EXERCISE:
Copy the entries exactly, through the "Task: a ladder" line.

= = =

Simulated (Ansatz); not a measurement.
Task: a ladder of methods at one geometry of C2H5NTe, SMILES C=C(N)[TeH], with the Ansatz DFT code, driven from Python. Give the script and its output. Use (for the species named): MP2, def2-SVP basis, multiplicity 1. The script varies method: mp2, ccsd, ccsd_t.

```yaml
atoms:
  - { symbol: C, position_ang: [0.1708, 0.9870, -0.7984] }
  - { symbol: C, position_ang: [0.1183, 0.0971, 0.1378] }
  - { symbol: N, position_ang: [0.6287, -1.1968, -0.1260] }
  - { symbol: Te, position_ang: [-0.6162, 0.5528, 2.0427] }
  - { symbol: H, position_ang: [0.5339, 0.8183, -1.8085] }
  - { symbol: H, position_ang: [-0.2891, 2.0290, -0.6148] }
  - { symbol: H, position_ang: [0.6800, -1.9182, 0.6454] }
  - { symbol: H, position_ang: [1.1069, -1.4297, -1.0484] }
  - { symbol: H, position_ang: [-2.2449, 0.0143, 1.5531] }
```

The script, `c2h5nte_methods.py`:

= = =

ANSWER BOX:
Simulated (Ansatz); not a measurement.
Task: a ladder of methods at one geometry of C2H5NTe, SMILES C=C(N)[TeH], with the Ansatz DFT code, driven from Python. Give the script and its output. Use (for the species named): MP2, def2-SVP basis, multiplicity 1. The script varies method: mp2, ccsd, ccsd_t.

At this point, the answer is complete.